### Dataset records
□ □ □
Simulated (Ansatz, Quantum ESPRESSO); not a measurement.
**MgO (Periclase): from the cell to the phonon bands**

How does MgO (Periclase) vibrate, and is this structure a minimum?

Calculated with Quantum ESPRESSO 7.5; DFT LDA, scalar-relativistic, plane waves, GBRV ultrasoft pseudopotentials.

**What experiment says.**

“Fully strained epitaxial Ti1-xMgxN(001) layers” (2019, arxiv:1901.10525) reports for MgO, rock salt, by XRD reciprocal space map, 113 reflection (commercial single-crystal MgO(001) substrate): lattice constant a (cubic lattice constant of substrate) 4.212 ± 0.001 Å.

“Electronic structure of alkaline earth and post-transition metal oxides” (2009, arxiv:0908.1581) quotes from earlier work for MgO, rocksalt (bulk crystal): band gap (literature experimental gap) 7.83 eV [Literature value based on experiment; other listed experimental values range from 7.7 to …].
□ □ □

### Assignment
Exactly as shown, give every record again.

### Exercise response
Simulated (Ansatz, Quantum ESPRESSO); not a measurement.
**MgO (Periclase): from the cell to the phonon bands**

How does MgO (Periclase) vibrate, and is this structure a minimum?

Calculated with Quantum ESPRESSO 7.5; DFT LDA, scalar-relativistic, plane waves, GBRV ultrasoft pseudopotentials.

**What experiment says.**

“Fully strained epitaxial Ti1-xMgxN(001) layers” (2019, arxiv:1901.10525) reports for MgO, rock salt, by XRD reciprocal space map, 113 reflection (commercial single-crystal MgO(001) substrate): lattice constant a (cubic lattice constant of substrate) 4.212 ± 0.001 Å.

“Electronic structure of alkaline earth and post-transition metal oxides” (2009, arxiv:0908.1581) quotes from earlier work for MgO, rocksalt (bulk crystal): band gap (literature experimental gap) 7.83 eV [Literature value based on experiment; other listed experimental values range from 7.7 to …].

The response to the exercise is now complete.